▶ Assignment:
Look through the material below and copy exactly the lines from the line with "Here is a VASP 6.6.1 calculation." to the line with "Result: -14.0 GPa.", those two lines included.

▶ Supplied material:
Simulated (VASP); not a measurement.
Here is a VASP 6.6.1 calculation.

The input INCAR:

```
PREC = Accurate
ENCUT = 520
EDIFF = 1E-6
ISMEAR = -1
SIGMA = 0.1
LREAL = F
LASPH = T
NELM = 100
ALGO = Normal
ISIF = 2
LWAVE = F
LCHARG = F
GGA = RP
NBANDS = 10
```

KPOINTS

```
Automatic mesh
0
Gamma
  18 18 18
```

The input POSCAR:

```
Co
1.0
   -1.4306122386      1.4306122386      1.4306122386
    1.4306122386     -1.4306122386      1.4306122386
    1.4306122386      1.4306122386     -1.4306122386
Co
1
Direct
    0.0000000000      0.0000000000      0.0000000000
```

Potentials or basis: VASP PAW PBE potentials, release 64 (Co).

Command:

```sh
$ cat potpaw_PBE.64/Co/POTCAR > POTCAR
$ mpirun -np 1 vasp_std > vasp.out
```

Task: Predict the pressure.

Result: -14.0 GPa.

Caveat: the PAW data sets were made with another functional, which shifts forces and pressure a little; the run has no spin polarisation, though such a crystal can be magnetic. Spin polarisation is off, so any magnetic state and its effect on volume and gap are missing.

▶ Answer space:
Here is a VASP 6.6.1 calculation.

The input INCAR:

```
PREC = Accurate
ENCUT = 520
EDIFF = 1E-6
ISMEAR = -1
SIGMA = 0.1
LREAL = F
LASPH = T
NELM = 100
ALGO = Normal
ISIF = 2
LWAVE = F
LCHARG = F
GGA = RP
NBANDS = 10
```

KPOINTS

```
Automatic mesh
0
Gamma
  18 18 18
```

The input POSCAR:

```
Co
1.0
   -1.4306122386      1.4306122386      1.4306122386
    1.4306122386     -1.4306122386      1.4306122386
    1.4306122386      1.4306122386     -1.4306122386
Co
1
Direct
    0.0000000000      0.0000000000      0.0000000000
```

Potentials or basis: VASP PAW PBE potentials, release 64 (Co).

Command:

```sh
$ cat potpaw_PBE.64/Co/POTCAR > POTCAR
$ mpirun -np 1 vasp_std > vasp.out
```

Task: Predict the pressure.

Result: -14.0 GPa.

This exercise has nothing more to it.